■ Brief ■
Begin at the top of the following data. Copy each line exactly until you have copied the line containing "A k mesh can".

*** Opening of Data provided ***

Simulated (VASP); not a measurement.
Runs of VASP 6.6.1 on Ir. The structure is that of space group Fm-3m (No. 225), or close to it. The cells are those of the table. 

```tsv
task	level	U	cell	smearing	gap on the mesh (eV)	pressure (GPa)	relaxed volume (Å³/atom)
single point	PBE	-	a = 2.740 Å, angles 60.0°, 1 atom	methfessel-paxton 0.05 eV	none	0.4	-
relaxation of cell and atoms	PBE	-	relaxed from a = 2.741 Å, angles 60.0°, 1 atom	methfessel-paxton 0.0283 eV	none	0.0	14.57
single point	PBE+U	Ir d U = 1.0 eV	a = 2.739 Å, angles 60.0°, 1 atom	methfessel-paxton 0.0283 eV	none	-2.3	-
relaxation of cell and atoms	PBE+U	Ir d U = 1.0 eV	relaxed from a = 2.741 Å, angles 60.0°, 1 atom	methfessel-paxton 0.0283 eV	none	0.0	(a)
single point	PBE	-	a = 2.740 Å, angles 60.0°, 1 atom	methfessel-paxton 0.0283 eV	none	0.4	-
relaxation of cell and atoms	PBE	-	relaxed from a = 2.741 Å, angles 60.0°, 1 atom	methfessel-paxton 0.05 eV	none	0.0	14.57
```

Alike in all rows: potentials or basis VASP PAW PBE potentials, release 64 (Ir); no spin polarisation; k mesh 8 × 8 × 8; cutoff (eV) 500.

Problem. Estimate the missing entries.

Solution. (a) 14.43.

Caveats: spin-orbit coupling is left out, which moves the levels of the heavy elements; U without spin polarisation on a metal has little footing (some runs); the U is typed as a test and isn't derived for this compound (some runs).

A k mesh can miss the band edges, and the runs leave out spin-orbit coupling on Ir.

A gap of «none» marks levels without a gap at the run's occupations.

*** Close of Data provided ***

■ Exercise response ■
Simulated (VASP); not a measurement.
Runs of VASP 6.6.1 on Ir. The structure is that of space group Fm-3m (No. 225), or close to it. The cells are those of the table. 

```tsv
task	level	U	cell	smearing	gap on the mesh (eV)	pressure (GPa)	relaxed volume (Å³/atom)
single point	PBE	-	a = 2.740 Å, angles 60.0°, 1 atom	methfessel-paxton 0.05 eV	none	0.4	-
relaxation of cell and atoms	PBE	-	relaxed from a = 2.741 Å, angles 60.0°, 1 atom	methfessel-paxton 0.0283 eV	none	0.0	14.57
single point	PBE+U	Ir d U = 1.0 eV	a = 2.739 Å, angles 60.0°, 1 atom	methfessel-paxton 0.0283 eV	none	-2.3	-
relaxation of cell and atoms	PBE+U	Ir d U = 1.0 eV	relaxed from a = 2.741 Å, angles 60.0°, 1 atom	methfessel-paxton 0.0283 eV	none	0.0	(a)
single point	PBE	-	a = 2.740 Å, angles 60.0°, 1 atom	methfessel-paxton 0.0283 eV	none	0.4	-
relaxation of cell and atoms	PBE	-	relaxed from a = 2.741 Å, angles 60.0°, 1 atom	methfessel-paxton 0.05 eV	none	0.0	14.57
```

Alike in all rows: potentials or basis VASP PAW PBE potentials, release 64 (Ir); no spin polarisation; k mesh 8 × 8 × 8; cutoff (eV) 500.

Problem. Estimate the missing entries.

Solution. (a) 14.43.

Caveats: spin-orbit coupling is left out, which moves the levels of the heavy elements; U without spin polarisation on a metal has little footing (some runs); the U is typed as a test and isn't derived for this compound (some runs).

A k mesh can miss the band edges, and the runs leave out spin-orbit coupling on Ir.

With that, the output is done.